## ASSIGNMENT
Go through the entries and copy each one exactly. Leave none out.

*** Block opens ***

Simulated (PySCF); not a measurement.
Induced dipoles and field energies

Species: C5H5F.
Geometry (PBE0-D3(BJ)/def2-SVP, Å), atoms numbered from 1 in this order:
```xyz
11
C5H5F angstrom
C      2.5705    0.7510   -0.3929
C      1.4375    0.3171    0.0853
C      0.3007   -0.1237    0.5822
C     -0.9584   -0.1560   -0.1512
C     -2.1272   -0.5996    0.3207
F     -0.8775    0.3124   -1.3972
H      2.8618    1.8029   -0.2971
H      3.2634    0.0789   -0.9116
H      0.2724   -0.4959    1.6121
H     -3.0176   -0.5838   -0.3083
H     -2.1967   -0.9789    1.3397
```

*** Block closes ***

## TASK RESULT
Simulated (PySCF); not a measurement.
Induced dipoles and field energies

Species: C5H5F.
Geometry (PBE0-D3(BJ)/def2-SVP, Å), atoms numbered from 1 in this order:
```xyz
11
C5H5F angstrom
C      2.5705    0.7510   -0.3929
C      1.4375    0.3171    0.0853
C      0.3007   -0.1237    0.5822
C     -0.9584   -0.1560   -0.1512
C     -2.1272   -0.5996    0.3207
F     -0.8775    0.3124   -1.3972
H      2.8618    1.8029   -0.2971
H      3.2634    0.0789   -0.9116
H      0.2724   -0.4959    1.6121
H     -3.0176   -0.5838   -0.3083
H     -2.1967   -0.9789    1.3397
```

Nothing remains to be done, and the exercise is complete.